**Exercise**
Extract, without alteration, each line from the start of the listing to the line bearing "Quantity: r_e, from seven points a level.".

**The data**
******************************

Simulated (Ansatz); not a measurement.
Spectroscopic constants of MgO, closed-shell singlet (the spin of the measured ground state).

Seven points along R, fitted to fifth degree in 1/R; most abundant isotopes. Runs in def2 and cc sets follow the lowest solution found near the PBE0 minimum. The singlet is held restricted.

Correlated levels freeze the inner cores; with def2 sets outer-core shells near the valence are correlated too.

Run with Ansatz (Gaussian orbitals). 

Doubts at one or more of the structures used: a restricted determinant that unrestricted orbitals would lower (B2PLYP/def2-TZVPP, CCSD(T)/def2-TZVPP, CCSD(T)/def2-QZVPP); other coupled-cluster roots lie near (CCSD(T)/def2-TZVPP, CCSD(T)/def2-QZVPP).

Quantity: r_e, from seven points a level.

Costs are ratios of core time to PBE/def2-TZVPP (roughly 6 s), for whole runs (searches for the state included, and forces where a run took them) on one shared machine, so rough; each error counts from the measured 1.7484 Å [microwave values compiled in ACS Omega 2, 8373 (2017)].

******************************

**Exercise response**
Simulated (Ansatz); not a measurement.
Spectroscopic constants of MgO, closed-shell singlet (the spin of the measured ground state).

Seven points along R, fitted to fifth degree in 1/R; most abundant isotopes. Runs in def2 and cc sets follow the lowest solution found near the PBE0 minimum. The singlet is held restricted.

Correlated levels freeze the inner cores; with def2 sets outer-core shells near the valence are correlated too.

Run with Ansatz (Gaussian orbitals). 

Doubts at one or more of the structures used: a restricted determinant that unrestricted orbitals would lower (B2PLYP/def2-TZVPP, CCSD(T)/def2-TZVPP, CCSD(T)/def2-QZVPP); other coupled-cluster roots lie near (CCSD(T)/def2-TZVPP, CCSD(T)/def2-QZVPP).

Quantity: r_e, from seven points a level.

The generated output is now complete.